*Supplied information*
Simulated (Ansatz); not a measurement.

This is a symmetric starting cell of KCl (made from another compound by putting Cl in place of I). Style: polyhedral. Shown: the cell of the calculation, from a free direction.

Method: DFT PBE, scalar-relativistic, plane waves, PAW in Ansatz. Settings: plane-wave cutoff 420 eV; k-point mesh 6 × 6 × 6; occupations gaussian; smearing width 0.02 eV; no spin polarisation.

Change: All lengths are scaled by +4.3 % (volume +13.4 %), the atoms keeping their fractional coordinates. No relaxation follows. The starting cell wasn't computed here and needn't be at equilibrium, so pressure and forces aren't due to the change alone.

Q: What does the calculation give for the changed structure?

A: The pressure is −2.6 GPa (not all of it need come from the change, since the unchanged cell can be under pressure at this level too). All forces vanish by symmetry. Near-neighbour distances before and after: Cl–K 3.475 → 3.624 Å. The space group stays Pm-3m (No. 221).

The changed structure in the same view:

*Assignment*
An exact reproduction of all the entries above is required.

*Response*
Simulated (Ansatz); not a measurement.

This is a symmetric starting cell of KCl (made from another compound by putting Cl in place of I). Style: polyhedral. Shown: the cell of the calculation, from a free direction.

Method: DFT PBE, scalar-relativistic, plane waves, PAW in Ansatz. Settings: plane-wave cutoff 420 eV; k-point mesh 6 × 6 × 6; occupations gaussian; smearing width 0.02 eV; no spin polarisation.

Change: All lengths are scaled by +4.3 % (volume +13.4 %), the atoms keeping their fractional coordinates. No relaxation follows. The starting cell wasn't computed here and needn't be at equilibrium, so pressure and forces aren't due to the change alone.

Q: What does the calculation give for the changed structure?

A: The pressure is −2.6 GPa (not all of it need come from the change, since the unchanged cell can be under pressure at this level too). All forces vanish by symmetry. Near-neighbour distances before and after: Cl–K 3.475 → 3.624 Å. The space group stays Pm-3m (No. 221).

The changed structure in the same view:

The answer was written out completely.